DATA SECTION:
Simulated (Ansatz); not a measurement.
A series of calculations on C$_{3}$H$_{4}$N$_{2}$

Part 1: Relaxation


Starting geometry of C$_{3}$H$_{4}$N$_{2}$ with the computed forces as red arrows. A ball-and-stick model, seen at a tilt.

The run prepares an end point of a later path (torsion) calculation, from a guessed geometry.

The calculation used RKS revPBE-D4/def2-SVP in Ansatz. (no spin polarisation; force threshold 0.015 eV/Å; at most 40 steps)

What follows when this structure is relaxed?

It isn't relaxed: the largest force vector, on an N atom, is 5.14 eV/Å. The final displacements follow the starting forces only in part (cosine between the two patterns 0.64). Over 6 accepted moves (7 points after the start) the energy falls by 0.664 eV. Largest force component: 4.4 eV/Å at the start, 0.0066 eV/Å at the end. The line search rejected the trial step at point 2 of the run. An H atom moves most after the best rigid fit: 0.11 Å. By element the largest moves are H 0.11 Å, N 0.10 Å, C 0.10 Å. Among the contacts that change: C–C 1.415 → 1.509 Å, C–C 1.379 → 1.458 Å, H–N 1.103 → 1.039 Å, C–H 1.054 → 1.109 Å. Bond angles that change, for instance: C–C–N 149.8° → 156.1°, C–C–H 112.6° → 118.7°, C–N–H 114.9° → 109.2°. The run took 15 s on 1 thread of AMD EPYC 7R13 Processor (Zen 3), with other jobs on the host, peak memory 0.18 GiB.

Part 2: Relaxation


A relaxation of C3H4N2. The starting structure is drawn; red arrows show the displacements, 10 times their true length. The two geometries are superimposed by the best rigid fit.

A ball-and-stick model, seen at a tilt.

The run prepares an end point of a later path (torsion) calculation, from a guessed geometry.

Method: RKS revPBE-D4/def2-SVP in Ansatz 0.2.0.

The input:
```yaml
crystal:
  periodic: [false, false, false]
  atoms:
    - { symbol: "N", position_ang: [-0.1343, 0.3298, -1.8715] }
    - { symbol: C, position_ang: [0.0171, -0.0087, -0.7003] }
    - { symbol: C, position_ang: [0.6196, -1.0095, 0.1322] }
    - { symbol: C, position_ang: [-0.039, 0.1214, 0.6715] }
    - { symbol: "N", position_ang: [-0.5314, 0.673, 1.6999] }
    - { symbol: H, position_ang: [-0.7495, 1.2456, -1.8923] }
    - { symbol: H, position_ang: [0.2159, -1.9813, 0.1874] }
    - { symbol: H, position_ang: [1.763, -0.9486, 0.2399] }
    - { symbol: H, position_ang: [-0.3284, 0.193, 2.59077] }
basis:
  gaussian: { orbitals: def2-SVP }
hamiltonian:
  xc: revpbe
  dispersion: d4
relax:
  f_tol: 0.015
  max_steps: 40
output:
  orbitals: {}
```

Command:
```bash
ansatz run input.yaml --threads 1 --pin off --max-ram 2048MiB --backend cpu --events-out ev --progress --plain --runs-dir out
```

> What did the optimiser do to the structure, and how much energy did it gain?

TASK ITEM:
An exact, complete copy of the lines above from the one with "A series of" through the one with "Method: RKS revPBE-D4/def2-SVP" is the whole answer.

WRITTEN RESPONSE:
A series of calculations on C$_{3}$H$_{4}$N$_{2}$

Part 1: Relaxation


Starting geometry of C$_{3}$H$_{4}$N$_{2}$ with the computed forces as red arrows. A ball-and-stick model, seen at a tilt.

The run prepares an end point of a later path (torsion) calculation, from a guessed geometry.

The calculation used RKS revPBE-D4/def2-SVP in Ansatz. (no spin polarisation; force threshold 0.015 eV/Å; at most 40 steps)

What follows when this structure is relaxed?

It isn't relaxed: the largest force vector, on an N atom, is 5.14 eV/Å. The final displacements follow the starting forces only in part (cosine between the two patterns 0.64). Over 6 accepted moves (7 points after the start) the energy falls by 0.664 eV. Largest force component: 4.4 eV/Å at the start, 0.0066 eV/Å at the end. The line search rejected the trial step at point 2 of the run. An H atom moves most after the best rigid fit: 0.11 Å. By element the largest moves are H 0.11 Å, N 0.10 Å, C 0.10 Å. Among the contacts that change: C–C 1.415 → 1.509 Å, C–C 1.379 → 1.458 Å, H–N 1.103 → 1.039 Å, C–H 1.054 → 1.109 Å. Bond angles that change, for instance: C–C–N 149.8° → 156.1°, C–C–H 112.6° → 118.7°, C–N–H 114.9° → 109.2°. The run took 15 s on 1 thread of AMD EPYC 7R13 Processor (Zen 3), with other jobs on the host, peak memory 0.18 GiB.

Part 2: Relaxation


A relaxation of C3H4N2. The starting structure is drawn; red arrows show the displacements, 10 times their true length. The two geometries are superimposed by the best rigid fit.

A ball-and-stick model, seen at a tilt.

The run prepares an end point of a later path (torsion) calculation, from a guessed geometry.

Method: RKS revPBE-D4/def2-SVP in Ansatz 0.2.0.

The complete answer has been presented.